**ASSIGNED TASK:** Give back exactly the stretch of data below from the line holding "Problem. The run" through the line holding "PBEsol binds less", both ends included, and leave the remaining lines out.

**RAW DATA:**
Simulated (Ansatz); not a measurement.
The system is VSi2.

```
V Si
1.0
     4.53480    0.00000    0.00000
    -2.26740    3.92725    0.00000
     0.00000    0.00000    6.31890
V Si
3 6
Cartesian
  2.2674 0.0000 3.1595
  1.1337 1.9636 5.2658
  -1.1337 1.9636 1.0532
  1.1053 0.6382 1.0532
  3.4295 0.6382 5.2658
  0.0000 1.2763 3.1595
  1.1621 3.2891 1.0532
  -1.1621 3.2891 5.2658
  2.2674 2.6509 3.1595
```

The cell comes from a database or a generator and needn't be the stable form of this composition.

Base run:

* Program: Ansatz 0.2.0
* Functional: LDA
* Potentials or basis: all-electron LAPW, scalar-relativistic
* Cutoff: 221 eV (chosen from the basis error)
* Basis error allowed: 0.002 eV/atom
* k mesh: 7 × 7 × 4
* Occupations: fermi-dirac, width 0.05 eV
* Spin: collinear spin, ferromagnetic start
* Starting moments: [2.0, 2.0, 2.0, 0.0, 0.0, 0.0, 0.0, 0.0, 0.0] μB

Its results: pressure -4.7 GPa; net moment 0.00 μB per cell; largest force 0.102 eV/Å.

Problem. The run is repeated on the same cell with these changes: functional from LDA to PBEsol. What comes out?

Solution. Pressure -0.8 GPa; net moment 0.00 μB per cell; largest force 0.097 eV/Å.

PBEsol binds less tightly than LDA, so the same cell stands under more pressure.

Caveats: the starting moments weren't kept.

**TASK OUTPUT:**
Problem. The run is repeated on the same cell with these changes: functional from LDA to PBEsol. What comes out?

Solution. Pressure -0.8 GPa; net moment 0.00 μB per cell; largest force 0.097 eV/Å.

PBEsol binds less tightly than LDA, so the same cell stands under more pressure.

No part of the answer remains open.